[Opening RECORDED DATA section]

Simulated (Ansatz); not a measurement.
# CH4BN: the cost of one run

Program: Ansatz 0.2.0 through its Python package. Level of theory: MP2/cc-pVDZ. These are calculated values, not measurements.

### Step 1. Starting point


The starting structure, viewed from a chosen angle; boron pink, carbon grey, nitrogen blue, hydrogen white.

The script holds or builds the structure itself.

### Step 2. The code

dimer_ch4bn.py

[Closing RECORDED DATA section]

*WORK INSTRUCTION*.
Each entry should be duplicated exactly as it was given.

*PROBLEM SOLUTION*.
Simulated (Ansatz); not a measurement.
# CH4BN: the cost of one run

Program: Ansatz 0.2.0 through its Python package. Level of theory: MP2/cc-pVDZ. These are calculated values, not measurements.

### Step 1. Starting point


The starting structure, viewed from a chosen angle; boron pink, carbon grey, nitrogen blue, hydrogen white.

The script holds or builds the structure itself.

### Step 2. The code

dimer_ch4bn.py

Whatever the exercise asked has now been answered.